Recorded data:
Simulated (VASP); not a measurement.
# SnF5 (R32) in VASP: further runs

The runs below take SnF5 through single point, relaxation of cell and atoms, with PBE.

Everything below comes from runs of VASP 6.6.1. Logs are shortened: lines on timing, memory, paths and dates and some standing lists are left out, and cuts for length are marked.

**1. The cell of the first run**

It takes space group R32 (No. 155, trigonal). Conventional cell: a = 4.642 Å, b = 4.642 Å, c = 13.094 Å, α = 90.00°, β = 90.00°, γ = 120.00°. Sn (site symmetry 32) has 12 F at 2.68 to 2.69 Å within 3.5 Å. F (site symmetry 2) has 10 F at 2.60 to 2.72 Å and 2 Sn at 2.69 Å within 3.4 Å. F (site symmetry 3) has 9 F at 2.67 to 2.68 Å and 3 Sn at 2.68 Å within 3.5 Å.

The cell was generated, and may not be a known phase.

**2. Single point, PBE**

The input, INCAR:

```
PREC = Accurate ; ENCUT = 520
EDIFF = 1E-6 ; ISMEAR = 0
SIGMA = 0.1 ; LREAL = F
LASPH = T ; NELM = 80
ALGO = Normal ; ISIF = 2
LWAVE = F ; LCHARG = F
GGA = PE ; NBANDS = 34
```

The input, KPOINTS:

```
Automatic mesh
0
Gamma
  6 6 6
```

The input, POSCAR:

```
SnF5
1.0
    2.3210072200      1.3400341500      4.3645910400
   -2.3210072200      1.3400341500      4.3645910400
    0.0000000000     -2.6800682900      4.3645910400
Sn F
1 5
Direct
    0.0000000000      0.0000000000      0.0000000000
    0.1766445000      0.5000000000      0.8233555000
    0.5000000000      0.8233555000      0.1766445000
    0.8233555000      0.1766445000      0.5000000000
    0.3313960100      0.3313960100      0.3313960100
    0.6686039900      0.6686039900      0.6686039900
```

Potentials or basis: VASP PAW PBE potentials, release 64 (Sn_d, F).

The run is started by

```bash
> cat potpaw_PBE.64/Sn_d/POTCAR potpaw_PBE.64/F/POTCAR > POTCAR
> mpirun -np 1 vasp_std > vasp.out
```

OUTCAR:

Exercise:
The answer must be a verbatim transcription of the entries above, from the first line through the line that contains "The runs below", and nothing more.

Written response:
Simulated (VASP); not a measurement.
# SnF5 (R32) in VASP: further runs

The runs below take SnF5 through single point, relaxation of cell and atoms, with PBE.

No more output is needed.